───

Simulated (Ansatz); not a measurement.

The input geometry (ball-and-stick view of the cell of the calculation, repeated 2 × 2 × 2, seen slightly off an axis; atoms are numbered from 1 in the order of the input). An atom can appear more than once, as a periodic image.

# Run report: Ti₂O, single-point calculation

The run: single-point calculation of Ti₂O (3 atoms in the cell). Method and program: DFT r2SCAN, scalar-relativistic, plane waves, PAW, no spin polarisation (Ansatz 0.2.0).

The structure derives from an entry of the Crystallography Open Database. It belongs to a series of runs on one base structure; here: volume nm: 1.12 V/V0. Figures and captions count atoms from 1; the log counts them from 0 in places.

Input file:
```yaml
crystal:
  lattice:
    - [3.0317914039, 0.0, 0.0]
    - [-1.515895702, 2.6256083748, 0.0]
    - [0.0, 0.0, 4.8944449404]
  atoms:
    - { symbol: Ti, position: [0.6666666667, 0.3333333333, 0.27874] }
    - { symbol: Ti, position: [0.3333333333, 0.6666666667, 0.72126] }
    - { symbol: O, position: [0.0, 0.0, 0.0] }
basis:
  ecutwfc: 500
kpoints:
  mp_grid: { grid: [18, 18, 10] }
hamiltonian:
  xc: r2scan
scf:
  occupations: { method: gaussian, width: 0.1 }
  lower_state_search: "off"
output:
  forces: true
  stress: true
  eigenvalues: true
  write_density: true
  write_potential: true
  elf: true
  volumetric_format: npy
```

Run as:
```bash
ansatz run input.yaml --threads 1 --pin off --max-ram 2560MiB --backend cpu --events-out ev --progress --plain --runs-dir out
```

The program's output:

───

▸ **WORK ITEM**
Word for word, please print every line from the beginning of the records to the line bearing "The run: single-point", counting both ends and stopping there.

▸ **EXERCISE SOLUTION**
Simulated (Ansatz); not a measurement.

The input geometry (ball-and-stick view of the cell of the calculation, repeated 2 × 2 × 2, seen slightly off an axis; atoms are numbered from 1 in the order of the input). An atom can appear more than once, as a periodic image.

# Run report: Ti₂O, single-point calculation

The run: single-point calculation of Ti₂O (3 atoms in the cell). Method and program: DFT r2SCAN, scalar-relativistic, plane waves, PAW, no spin polarisation (Ansatz 0.2.0).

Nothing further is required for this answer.